- Source material:
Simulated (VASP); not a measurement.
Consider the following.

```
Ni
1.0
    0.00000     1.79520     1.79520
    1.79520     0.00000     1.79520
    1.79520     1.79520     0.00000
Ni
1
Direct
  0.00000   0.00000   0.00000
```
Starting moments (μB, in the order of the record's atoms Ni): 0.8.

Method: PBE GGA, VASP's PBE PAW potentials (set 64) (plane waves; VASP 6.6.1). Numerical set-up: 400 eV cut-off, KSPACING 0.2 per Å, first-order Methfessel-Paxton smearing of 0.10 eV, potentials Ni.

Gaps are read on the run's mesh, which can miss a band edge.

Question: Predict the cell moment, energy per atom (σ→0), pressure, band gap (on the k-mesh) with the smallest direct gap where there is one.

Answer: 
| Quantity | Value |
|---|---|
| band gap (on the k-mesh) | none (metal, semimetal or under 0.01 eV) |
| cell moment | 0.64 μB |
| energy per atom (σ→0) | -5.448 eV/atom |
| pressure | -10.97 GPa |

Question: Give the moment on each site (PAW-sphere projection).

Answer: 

- Work task: Begin with the first line of the records and finish with the line containing "Question: Give the". Reproduce those lines exactly, both ends included, and nothing else.

- Task solution:
Simulated (VASP); not a measurement.
Consider the following.

```
Ni
1.0
    0.00000     1.79520     1.79520
    1.79520     0.00000     1.79520
    1.79520     1.79520     0.00000
Ni
1
Direct
  0.00000   0.00000   0.00000
```
Starting moments (μB, in the order of the record's atoms Ni): 0.8.

Method: PBE GGA, VASP's PBE PAW potentials (set 64) (plane waves; VASP 6.6.1). Numerical set-up: 400 eV cut-off, KSPACING 0.2 per Å, first-order Methfessel-Paxton smearing of 0.10 eV, potentials Ni.

Gaps are read on the run's mesh, which can miss a band edge.

Question: Predict the cell moment, energy per atom (σ→0), pressure, band gap (on the k-mesh) with the smallest direct gap where there is one.

Answer: 
| Quantity | Value |
|---|---|
| band gap (on the k-mesh) | none (metal, semimetal or under 0.01 eV) |
| cell moment | 0.64 μB |
| energy per atom (σ→0) | -5.448 eV/atom |
| pressure | -10.97 GPa |

Question: Give the moment on each site (PAW-sphere projection).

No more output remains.